┌─ Material shown
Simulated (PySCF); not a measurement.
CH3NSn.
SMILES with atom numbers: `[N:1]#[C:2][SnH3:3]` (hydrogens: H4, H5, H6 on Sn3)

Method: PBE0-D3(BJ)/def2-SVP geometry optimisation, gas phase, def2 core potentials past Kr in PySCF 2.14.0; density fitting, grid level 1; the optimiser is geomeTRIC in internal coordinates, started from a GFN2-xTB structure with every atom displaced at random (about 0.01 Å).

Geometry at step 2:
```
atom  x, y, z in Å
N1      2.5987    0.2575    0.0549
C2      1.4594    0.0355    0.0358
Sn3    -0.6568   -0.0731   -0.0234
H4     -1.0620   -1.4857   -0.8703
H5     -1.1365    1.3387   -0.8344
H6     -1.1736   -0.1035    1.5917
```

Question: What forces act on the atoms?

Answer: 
└─

* Requirement
Look above for the line with "Geometry at step" and the line with "Question: What forces act on the atoms?"; transcribe both and all lines in between, exactly, and nothing else.

* Answer box
Geometry at step 2:
```
atom  x, y, z in Å
N1      2.5987    0.2575    0.0549
C2      1.4594    0.0355    0.0358
Sn3    -0.6568   -0.0731   -0.0234
H4     -1.0620   -1.4857   -0.8703
H5     -1.1365    1.3387   -0.8344
H6     -1.1736   -0.1035    1.5917
```

Question: What forces act on the atoms?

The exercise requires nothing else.